Listed records Block Start

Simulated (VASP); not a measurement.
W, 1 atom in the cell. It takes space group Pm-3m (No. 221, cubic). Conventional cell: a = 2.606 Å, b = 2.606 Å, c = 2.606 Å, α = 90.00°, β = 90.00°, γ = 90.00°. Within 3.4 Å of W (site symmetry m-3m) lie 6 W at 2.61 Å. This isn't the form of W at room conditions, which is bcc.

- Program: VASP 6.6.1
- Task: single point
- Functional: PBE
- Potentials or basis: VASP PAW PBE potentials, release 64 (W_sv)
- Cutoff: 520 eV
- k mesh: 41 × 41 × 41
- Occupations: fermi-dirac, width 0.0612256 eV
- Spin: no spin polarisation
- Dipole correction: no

Listed records Block End

Requirement :: Having read the records above, print them out again exactly.

Task response ::
Simulated (VASP); not a measurement.
W, 1 atom in the cell. It takes space group Pm-3m (No. 221, cubic). Conventional cell: a = 2.606 Å, b = 2.606 Å, c = 2.606 Å, α = 90.00°, β = 90.00°, γ = 90.00°. Within 3.4 Å of W (site symmetry m-3m) lie 6 W at 2.61 Å. This isn't the form of W at room conditions, which is bcc.

- Program: VASP 6.6.1
- Task: single point
- Functional: PBE
- Potentials or basis: VASP PAW PBE potentials, release 64 (W_sv)
- Cutoff: 520 eV
- k mesh: 41 × 41 × 41
- Occupations: fermi-dirac, width 0.0612256 eV
- Spin: no spin polarisation
- Dipole correction: no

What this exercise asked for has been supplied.